* _Assigned task_: For this exercise, reproduce the entries below exactly, but only from the line containing "101), experimental dipoles)." through the line containing "The computed dipoles", both included.

* _Data to examine_:
········
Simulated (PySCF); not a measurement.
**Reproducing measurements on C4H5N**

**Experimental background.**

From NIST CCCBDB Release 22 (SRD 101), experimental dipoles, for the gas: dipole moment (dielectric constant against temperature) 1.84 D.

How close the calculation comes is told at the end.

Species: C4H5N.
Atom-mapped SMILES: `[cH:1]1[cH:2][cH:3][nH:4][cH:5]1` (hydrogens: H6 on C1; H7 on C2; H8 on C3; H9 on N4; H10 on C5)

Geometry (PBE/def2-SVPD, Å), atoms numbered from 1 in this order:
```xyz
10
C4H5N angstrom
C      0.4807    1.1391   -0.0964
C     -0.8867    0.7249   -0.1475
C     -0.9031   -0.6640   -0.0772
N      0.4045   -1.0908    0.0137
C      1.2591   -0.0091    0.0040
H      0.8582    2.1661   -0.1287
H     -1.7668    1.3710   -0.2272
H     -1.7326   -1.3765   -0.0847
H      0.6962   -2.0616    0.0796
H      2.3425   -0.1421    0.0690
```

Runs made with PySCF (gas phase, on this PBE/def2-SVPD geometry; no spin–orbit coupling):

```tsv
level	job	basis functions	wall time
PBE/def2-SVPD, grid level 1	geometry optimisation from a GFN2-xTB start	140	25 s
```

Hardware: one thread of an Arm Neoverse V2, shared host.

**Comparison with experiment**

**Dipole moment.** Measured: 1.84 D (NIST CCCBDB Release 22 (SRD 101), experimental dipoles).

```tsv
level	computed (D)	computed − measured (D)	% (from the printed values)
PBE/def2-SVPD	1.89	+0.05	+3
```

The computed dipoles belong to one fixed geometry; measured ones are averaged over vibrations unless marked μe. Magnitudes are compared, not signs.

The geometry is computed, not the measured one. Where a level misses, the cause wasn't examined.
········

* _Answer box_:
**Dipole moment.** Measured: 1.84 D (NIST CCCBDB Release 22 (SRD 101), experimental dipoles).

```tsv
level	computed (D)	computed − measured (D)	% (from the printed values)
PBE/def2-SVPD	1.89	+0.05	+3
```

The computed dipoles belong to one fixed geometry; measured ones are averaged over vibrations unless marked μe. Magnitudes are compared, not signs.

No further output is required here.